▬▬▬▬▬▬▬▬▬▬
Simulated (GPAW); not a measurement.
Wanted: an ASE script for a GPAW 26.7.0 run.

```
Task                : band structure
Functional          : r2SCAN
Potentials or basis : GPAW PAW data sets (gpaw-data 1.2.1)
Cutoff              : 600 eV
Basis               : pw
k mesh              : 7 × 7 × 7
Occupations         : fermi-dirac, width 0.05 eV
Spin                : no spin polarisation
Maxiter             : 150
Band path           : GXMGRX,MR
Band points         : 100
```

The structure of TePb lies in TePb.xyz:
▬▬▬▬▬▬▬▬▬▬

▸ **REQUIREMENT**: Provide a verbatim reproduction of all the records.

▸ **PROBLEM SOLUTION**:
Simulated (GPAW); not a measurement.
Wanted: an ASE script for a GPAW 26.7.0 run.

```
Task                : band structure
Functional          : r2SCAN
Potentials or basis : GPAW PAW data sets (gpaw-data 1.2.1)
Cutoff              : 600 eV
Basis               : pw
k mesh              : 7 × 7 × 7
Occupations         : fermi-dirac, width 0.05 eV
Spin                : no spin polarisation
Maxiter             : 150
Band path           : GXMGRX,MR
Band points         : 100
```

The structure of TePb lies in TePb.xyz:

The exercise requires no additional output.